WORK REQUEST ::
Please reproduce exactly the lines from the start of the records through the one containing "## Step 2: Single point, PBE (59.26 Å³/atom)", and nothing more.

■ ■ ■ ■ ■

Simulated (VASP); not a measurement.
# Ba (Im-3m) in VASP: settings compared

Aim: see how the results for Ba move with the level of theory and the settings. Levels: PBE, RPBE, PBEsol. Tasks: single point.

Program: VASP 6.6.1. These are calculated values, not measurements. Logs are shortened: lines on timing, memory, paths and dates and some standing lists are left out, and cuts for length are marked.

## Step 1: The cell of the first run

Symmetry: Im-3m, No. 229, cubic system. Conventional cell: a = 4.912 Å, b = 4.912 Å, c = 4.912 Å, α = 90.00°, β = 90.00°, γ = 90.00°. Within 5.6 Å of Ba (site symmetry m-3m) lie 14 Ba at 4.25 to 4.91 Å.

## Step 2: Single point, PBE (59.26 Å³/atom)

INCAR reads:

■ ■ ■ ■ ■

REPLY ::
Simulated (VASP); not a measurement.
# Ba (Im-3m) in VASP: settings compared

Aim: see how the results for Ba move with the level of theory and the settings. Levels: PBE, RPBE, PBEsol. Tasks: single point.

Program: VASP 6.6.1. These are calculated values, not measurements. Logs are shortened: lines on timing, memory, paths and dates and some standing lists are left out, and cuts for length are marked.

## Step 1: The cell of the first run

Symmetry: Im-3m, No. 229, cubic system. Conventional cell: a = 4.912 Å, b = 4.912 Å, c = 4.912 Å, α = 90.00°, β = 90.00°, γ = 90.00°. Within 5.6 Å of Ba (site symmetry m-3m) lie 14 Ba at 4.25 to 4.91 Å.

## Step 2: Single point, PBE (59.26 Å³/atom)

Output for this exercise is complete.